Going down the listing below, print exactly each line from the one with "Charge 0, spin multiplicity 1." up to and including the one with "Level of theory: B3LYP/pcSseg-1", and skip the rest.

**Study material**
== == ==

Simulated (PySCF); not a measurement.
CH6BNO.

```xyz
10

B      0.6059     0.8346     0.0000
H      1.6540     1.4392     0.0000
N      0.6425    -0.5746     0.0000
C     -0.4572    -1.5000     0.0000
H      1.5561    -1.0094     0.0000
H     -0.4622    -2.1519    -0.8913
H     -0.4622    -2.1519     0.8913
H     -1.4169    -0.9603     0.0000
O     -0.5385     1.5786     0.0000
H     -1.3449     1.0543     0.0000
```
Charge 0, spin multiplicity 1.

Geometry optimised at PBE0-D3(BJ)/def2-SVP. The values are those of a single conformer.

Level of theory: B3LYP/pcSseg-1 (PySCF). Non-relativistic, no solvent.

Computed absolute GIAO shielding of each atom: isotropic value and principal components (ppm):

== == ==

**Exercise solution**
Charge 0, spin multiplicity 1.

Geometry optimised at PBE0-D3(BJ)/def2-SVP. The values are those of a single conformer.

Level of theory: B3LYP/pcSseg-1 (PySCF). Non-relativistic, no solvent.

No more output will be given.